* Work task
In the listing below, find the line containing "-1.22 | 0.48 |" and the line containing "1.088 | 0.280 | -0.96 | 0.64 |". Repeat exactly those two lines and every line between them, nothing more.

- Opening Delimiter -
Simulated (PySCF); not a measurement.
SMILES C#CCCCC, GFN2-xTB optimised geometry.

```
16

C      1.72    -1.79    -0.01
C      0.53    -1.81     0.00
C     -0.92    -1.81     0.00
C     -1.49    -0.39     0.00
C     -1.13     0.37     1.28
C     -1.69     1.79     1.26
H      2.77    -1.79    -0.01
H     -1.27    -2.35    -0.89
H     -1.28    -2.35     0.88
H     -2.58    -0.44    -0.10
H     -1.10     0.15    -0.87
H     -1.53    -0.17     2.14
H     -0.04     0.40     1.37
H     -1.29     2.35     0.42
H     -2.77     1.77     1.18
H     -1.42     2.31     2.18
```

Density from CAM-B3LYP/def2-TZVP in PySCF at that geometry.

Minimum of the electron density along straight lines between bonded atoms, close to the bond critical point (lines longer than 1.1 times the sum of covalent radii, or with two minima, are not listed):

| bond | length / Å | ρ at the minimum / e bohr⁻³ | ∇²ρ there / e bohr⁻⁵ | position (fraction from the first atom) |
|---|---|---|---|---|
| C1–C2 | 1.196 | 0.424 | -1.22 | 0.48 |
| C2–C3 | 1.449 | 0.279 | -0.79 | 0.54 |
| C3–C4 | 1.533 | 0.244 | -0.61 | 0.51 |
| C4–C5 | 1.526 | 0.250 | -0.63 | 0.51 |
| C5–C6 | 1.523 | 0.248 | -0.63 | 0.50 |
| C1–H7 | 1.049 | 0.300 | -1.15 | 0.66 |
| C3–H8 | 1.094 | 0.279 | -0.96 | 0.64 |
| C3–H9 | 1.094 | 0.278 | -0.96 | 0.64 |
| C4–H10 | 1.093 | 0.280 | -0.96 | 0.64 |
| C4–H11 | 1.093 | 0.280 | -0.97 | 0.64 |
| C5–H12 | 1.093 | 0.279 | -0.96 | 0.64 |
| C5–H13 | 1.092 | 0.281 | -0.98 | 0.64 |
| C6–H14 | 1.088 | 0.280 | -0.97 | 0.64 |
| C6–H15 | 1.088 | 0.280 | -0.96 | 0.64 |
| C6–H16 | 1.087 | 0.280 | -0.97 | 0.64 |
- Closing Delimiter -

* Exercise result
| C1–C2 | 1.196 | 0.424 | -1.22 | 0.48 |
| C2–C3 | 1.449 | 0.279 | -0.79 | 0.54 |
| C3–C4 | 1.533 | 0.244 | -0.61 | 0.51 |
| C4–C5 | 1.526 | 0.250 | -0.63 | 0.51 |
| C5–C6 | 1.523 | 0.248 | -0.63 | 0.50 |
| C1–H7 | 1.049 | 0.300 | -1.15 | 0.66 |
| C3–H8 | 1.094 | 0.279 | -0.96 | 0.64 |
| C3–H9 | 1.094 | 0.278 | -0.96 | 0.64 |
| C4–H10 | 1.093 | 0.280 | -0.96 | 0.64 |
| C4–H11 | 1.093 | 0.280 | -0.97 | 0.64 |
| C5–H12 | 1.093 | 0.279 | -0.96 | 0.64 |
| C5–H13 | 1.092 | 0.281 | -0.98 | 0.64 |
| C6–H14 | 1.088 | 0.280 | -0.97 | 0.64 |
| C6–H15 | 1.088 | 0.280 | -0.96 | 0.64 |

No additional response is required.